:: Action item ::
Give back exactly the lines of the data below, starting with the line that has "Measured lattice parameter" and going on through the line that has "Solution. With PBE".

*** Data for review ***
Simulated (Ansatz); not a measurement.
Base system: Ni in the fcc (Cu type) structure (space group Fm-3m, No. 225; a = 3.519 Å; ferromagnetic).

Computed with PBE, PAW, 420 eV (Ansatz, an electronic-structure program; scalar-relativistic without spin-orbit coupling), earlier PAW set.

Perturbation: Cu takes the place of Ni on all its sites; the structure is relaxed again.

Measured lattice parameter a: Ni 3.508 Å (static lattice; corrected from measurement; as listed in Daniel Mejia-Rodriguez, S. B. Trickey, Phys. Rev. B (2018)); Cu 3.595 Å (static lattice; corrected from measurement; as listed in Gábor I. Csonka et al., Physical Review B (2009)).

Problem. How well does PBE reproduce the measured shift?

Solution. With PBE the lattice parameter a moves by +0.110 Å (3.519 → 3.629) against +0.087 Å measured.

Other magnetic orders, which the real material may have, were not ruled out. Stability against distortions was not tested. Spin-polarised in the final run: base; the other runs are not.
*** End of Data for review ***

:: Reply ::
Measured lattice parameter a: Ni 3.508 Å (static lattice; corrected from measurement; as listed in Daniel Mejia-Rodriguez, S. B. Trickey, Phys. Rev. B (2018)); Cu 3.595 Å (static lattice; corrected from measurement; as listed in Gábor I. Csonka et al., Physical Review B (2009)).

Problem. How well does PBE reproduce the measured shift?

Solution. With PBE the lattice parameter a moves by +0.110 Å (3.519 → 3.629) against +0.087 Å measured.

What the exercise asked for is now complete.